__Work item__: The listing that follows should be reproduced exactly, line for line.

__Material shown__:
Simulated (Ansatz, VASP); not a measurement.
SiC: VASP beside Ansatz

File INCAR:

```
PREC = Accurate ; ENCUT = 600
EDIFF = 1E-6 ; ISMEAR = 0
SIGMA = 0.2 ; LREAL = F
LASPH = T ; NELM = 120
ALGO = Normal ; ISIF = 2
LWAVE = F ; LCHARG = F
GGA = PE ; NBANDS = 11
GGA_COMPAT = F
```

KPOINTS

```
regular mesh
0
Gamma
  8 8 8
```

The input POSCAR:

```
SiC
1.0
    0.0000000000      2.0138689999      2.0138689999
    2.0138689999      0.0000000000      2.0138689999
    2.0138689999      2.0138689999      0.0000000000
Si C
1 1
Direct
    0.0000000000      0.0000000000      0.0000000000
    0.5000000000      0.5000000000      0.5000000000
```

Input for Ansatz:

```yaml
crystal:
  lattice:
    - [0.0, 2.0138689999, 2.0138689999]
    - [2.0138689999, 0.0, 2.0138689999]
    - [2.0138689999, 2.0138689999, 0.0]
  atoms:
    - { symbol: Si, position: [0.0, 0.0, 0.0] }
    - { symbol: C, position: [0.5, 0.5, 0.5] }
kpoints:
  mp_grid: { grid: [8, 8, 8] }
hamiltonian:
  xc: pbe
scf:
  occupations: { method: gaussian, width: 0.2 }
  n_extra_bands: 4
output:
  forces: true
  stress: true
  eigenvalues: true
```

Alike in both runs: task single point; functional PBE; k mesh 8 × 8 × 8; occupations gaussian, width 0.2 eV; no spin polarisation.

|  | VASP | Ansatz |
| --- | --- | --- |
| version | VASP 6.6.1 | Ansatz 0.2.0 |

__Reply__:
Simulated (Ansatz, VASP); not a measurement.
SiC: VASP beside Ansatz

File INCAR:

```
PREC = Accurate ; ENCUT = 600
EDIFF = 1E-6 ; ISMEAR = 0
SIGMA = 0.2 ; LREAL = F
LASPH = T ; NELM = 120
ALGO = Normal ; ISIF = 2
LWAVE = F ; LCHARG = F
GGA = PE ; NBANDS = 11
GGA_COMPAT = F
```

KPOINTS

```
regular mesh
0
Gamma
  8 8 8
```

The input POSCAR:

```
SiC
1.0
    0.0000000000      2.0138689999      2.0138689999
    2.0138689999      0.0000000000      2.0138689999
    2.0138689999      2.0138689999      0.0000000000
Si C
1 1
Direct
    0.0000000000      0.0000000000      0.0000000000
    0.5000000000      0.5000000000      0.5000000000
```

Input for Ansatz:

```yaml
crystal:
  lattice:
    - [0.0, 2.0138689999, 2.0138689999]
    - [2.0138689999, 0.0, 2.0138689999]
    - [2.0138689999, 2.0138689999, 0.0]
  atoms:
    - { symbol: Si, position: [0.0, 0.0, 0.0] }
    - { symbol: C, position: [0.5, 0.5, 0.5] }
kpoints:
  mp_grid: { grid: [8, 8, 8] }
hamiltonian:
  xc: pbe
scf:
  occupations: { method: gaussian, width: 0.2 }
  n_extra_bands: 4
output:
  forces: true
  stress: true
  eigenvalues: true
```

Alike in both runs: task single point; functional PBE; k mesh 8 × 8 × 8; occupations gaussian, width 0.2 eV; no spin polarisation.

|  | VASP | Ansatz |
| --- | --- | --- |
| version | VASP 6.6.1 | Ansatz 0.2.0 |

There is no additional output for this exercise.